▶ _Exercise_
Write the entries out in full, matching them exactly.

▶ _Supplied information_
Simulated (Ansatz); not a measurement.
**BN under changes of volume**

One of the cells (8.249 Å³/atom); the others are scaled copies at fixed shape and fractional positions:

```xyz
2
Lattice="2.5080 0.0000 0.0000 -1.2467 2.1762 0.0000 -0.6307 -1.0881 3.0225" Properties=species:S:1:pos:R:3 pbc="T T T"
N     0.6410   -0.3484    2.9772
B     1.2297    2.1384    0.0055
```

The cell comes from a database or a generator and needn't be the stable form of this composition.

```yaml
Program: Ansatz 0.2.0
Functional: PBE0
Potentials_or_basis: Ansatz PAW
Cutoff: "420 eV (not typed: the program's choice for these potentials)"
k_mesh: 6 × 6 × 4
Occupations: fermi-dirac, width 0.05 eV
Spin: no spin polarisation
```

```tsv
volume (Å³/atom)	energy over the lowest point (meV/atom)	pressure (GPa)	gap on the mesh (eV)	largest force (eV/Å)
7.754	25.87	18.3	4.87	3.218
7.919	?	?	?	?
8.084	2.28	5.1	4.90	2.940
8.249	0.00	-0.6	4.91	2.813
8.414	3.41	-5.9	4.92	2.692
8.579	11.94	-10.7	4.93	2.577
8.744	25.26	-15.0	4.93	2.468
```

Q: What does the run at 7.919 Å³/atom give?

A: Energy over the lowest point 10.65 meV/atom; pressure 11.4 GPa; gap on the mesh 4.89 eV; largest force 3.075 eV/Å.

▶ _Expected answer_
Simulated (Ansatz); not a measurement.
**BN under changes of volume**

One of the cells (8.249 Å³/atom); the others are scaled copies at fixed shape and fractional positions:

```xyz
2
Lattice="2.5080 0.0000 0.0000 -1.2467 2.1762 0.0000 -0.6307 -1.0881 3.0225" Properties=species:S:1:pos:R:3 pbc="T T T"
N     0.6410   -0.3484    2.9772
B     1.2297    2.1384    0.0055
```

The cell comes from a database or a generator and needn't be the stable form of this composition.

```yaml
Program: Ansatz 0.2.0
Functional: PBE0
Potentials_or_basis: Ansatz PAW
Cutoff: "420 eV (not typed: the program's choice for these potentials)"
k_mesh: 6 × 6 × 4
Occupations: fermi-dirac, width 0.05 eV
Spin: no spin polarisation
```

```tsv
volume (Å³/atom)	energy over the lowest point (meV/atom)	pressure (GPa)	gap on the mesh (eV)	largest force (eV/Å)
7.754	25.87	18.3	4.87	3.218
7.919	?	?	?	?
8.084	2.28	5.1	4.90	2.940
8.249	0.00	-0.6	4.91	2.813
8.414	3.41	-5.9	4.92	2.692
8.579	11.94	-10.7	4.93	2.577
8.744	25.26	-15.0	4.93	2.468
```

Q: What does the run at 7.919 Å³/atom give?

A: Energy over the lowest point 10.65 meV/atom; pressure 11.4 GPa; gap on the mesh 4.89 eV; largest force 3.075 eV/Å.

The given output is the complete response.